### [WORK REQUEST]
From the first line of the material below to the line containing "coordinates scaled |", repeat every line exactly and add nothing.

### [RAW DATA]
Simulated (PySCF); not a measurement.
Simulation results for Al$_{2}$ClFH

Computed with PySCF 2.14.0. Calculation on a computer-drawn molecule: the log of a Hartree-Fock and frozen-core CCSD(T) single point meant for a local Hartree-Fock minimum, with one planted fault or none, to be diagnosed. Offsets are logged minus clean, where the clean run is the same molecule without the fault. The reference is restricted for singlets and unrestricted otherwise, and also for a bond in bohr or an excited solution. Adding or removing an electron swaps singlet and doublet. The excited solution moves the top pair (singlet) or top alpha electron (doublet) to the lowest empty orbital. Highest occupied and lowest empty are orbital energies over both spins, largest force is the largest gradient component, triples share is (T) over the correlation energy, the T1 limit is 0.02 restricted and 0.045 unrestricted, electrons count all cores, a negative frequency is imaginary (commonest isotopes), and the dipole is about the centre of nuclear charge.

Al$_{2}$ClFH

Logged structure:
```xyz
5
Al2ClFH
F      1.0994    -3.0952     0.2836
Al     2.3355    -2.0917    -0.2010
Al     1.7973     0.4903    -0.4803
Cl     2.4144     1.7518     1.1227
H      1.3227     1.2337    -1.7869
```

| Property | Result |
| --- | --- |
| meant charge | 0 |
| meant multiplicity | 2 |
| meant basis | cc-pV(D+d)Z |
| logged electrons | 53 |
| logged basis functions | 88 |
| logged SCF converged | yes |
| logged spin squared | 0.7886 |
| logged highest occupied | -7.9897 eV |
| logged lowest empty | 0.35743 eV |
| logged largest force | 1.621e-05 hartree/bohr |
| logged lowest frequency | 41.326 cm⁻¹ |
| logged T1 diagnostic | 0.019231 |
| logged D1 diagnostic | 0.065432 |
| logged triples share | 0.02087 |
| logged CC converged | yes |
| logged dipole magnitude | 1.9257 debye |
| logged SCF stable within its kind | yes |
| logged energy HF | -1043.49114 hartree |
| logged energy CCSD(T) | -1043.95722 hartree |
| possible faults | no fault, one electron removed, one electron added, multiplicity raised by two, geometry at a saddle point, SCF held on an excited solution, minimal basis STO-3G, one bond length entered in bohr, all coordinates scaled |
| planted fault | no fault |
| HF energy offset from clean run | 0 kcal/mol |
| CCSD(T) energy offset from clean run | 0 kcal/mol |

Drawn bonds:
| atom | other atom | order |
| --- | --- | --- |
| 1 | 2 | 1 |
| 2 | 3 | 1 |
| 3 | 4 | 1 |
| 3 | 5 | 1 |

### [EXERCISE RESPONSE]
Simulated (PySCF); not a measurement.
Simulation results for Al$_{2}$ClFH

Computed with PySCF 2.14.0. Calculation on a computer-drawn molecule: the log of a Hartree-Fock and frozen-core CCSD(T) single point meant for a local Hartree-Fock minimum, with one planted fault or none, to be diagnosed. Offsets are logged minus clean, where the clean run is the same molecule without the fault. The reference is restricted for singlets and unrestricted otherwise, and also for a bond in bohr or an excited solution. Adding or removing an electron swaps singlet and doublet. The excited solution moves the top pair (singlet) or top alpha electron (doublet) to the lowest empty orbital. Highest occupied and lowest empty are orbital energies over both spins, largest force is the largest gradient component, triples share is (T) over the correlation energy, the T1 limit is 0.02 restricted and 0.045 unrestricted, electrons count all cores, a negative frequency is imaginary (commonest isotopes), and the dipole is about the centre of nuclear charge.

Al$_{2}$ClFH

Logged structure:
```xyz
5
Al2ClFH
F      1.0994    -3.0952     0.2836
Al     2.3355    -2.0917    -0.2010
Al     1.7973     0.4903    -0.4803
Cl     2.4144     1.7518     1.1227
H      1.3227     1.2337    -1.7869
```

| Property | Result |
| --- | --- |
| meant charge | 0 |
| meant multiplicity | 2 |
| meant basis | cc-pV(D+d)Z |
| logged electrons | 53 |
| logged basis functions | 88 |
| logged SCF converged | yes |
| logged spin squared | 0.7886 |
| logged highest occupied | -7.9897 eV |
| logged lowest empty | 0.35743 eV |
| logged largest force | 1.621e-05 hartree/bohr |
| logged lowest frequency | 41.326 cm⁻¹ |
| logged T1 diagnostic | 0.019231 |
| logged D1 diagnostic | 0.065432 |
| logged triples share | 0.02087 |
| logged CC converged | yes |
| logged dipole magnitude | 1.9257 debye |
| logged SCF stable within its kind | yes |
| logged energy HF | -1043.49114 hartree |
| logged energy CCSD(T) | -1043.95722 hartree |
| possible faults | no fault, one electron removed, one electron added, multiplicity raised by two, geometry at a saddle point, SCF held on an excited solution, minimal basis STO-3G, one bond length entered in bohr, all coordinates scaled |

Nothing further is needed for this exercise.